DATA FOR REVIEW:
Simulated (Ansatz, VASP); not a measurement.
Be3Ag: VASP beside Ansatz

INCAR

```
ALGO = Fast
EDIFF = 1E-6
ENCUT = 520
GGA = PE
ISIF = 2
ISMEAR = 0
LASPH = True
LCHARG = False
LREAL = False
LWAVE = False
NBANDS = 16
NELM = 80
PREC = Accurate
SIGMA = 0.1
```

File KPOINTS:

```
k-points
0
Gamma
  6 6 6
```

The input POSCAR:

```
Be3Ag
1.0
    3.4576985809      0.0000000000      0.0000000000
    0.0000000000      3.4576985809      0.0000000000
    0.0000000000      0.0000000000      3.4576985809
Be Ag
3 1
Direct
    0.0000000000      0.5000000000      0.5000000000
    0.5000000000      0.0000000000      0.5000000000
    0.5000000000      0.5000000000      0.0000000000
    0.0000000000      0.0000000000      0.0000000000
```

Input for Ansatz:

ACTIVITY:
Every record is to be repeated exactly as it stands above.

RESPONSE:
Simulated (Ansatz, VASP); not a measurement.
Be3Ag: VASP beside Ansatz

INCAR

```
ALGO = Fast
EDIFF = 1E-6
ENCUT = 520
GGA = PE
ISIF = 2
ISMEAR = 0
LASPH = True
LCHARG = False
LREAL = False
LWAVE = False
NBANDS = 16
NELM = 80
PREC = Accurate
SIGMA = 0.1
```

File KPOINTS:

```
k-points
0
Gamma
  6 6 6
```

The input POSCAR:

```
Be3Ag
1.0
    3.4576985809      0.0000000000      0.0000000000
    0.0000000000      3.4576985809      0.0000000000
    0.0000000000      0.0000000000      3.4576985809
Be Ag
3 1
Direct
    0.0000000000      0.5000000000      0.5000000000
    0.5000000000      0.0000000000      0.5000000000
    0.5000000000      0.5000000000      0.0000000000
    0.0000000000      0.0000000000      0.0000000000
```

Input for Ansatz:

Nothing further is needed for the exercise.